-- EXTRACTED INFORMATION --
□ □ □ □
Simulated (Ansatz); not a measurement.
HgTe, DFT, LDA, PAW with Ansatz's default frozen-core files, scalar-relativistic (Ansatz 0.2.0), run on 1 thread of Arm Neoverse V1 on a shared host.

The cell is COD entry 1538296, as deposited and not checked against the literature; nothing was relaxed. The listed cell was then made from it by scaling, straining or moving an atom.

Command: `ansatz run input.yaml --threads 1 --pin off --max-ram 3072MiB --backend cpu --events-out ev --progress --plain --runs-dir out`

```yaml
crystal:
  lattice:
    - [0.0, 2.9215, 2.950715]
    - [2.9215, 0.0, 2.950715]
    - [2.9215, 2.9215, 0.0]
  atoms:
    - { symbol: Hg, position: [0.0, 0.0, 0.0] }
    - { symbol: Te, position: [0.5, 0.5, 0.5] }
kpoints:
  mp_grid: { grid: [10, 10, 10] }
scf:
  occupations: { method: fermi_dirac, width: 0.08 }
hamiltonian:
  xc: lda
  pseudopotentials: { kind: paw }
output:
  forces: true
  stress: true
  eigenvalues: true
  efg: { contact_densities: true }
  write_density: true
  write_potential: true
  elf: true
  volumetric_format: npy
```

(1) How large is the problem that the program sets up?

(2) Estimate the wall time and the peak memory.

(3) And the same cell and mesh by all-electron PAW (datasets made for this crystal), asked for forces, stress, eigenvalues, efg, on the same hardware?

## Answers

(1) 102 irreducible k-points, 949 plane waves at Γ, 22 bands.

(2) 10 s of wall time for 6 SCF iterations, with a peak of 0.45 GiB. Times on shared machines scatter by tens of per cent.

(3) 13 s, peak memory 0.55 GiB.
□ □ □ □

-- WORK TASK --
Quote exactly the stretch of lines above that starts at the first one and ends at the line with "The cell is", and nothing beyond it.

-- ANSWER SECTION --
Simulated (Ansatz); not a measurement.
HgTe, DFT, LDA, PAW with Ansatz's default frozen-core files, scalar-relativistic (Ansatz 0.2.0), run on 1 thread of Arm Neoverse V1 on a shared host.

The cell is COD entry 1538296, as deposited and not checked against the literature; nothing was relaxed. The listed cell was then made from it by scaling, straining or moving an atom.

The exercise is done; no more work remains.